• Work request
All of the lines below should be copied word for word.

++++++++

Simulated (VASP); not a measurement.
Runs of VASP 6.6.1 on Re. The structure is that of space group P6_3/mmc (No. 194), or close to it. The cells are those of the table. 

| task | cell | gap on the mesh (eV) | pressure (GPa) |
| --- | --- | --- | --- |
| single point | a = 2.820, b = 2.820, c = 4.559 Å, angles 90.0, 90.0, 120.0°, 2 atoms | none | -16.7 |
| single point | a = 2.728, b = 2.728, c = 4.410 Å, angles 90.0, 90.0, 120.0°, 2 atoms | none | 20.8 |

++++++++

• Written solution
Simulated (VASP); not a measurement.
Runs of VASP 6.6.1 on Re. The structure is that of space group P6_3/mmc (No. 194), or close to it. The cells are those of the table. 

| task | cell | gap on the mesh (eV) | pressure (GPa) |
| --- | --- | --- | --- |
| single point | a = 2.820, b = 2.820, c = 4.559 Å, angles 90.0, 90.0, 120.0°, 2 atoms | none | -16.7 |
| single point | a = 2.728, b = 2.728, c = 4.410 Å, angles 90.0, 90.0, 120.0°, 2 atoms | none | 20.8 |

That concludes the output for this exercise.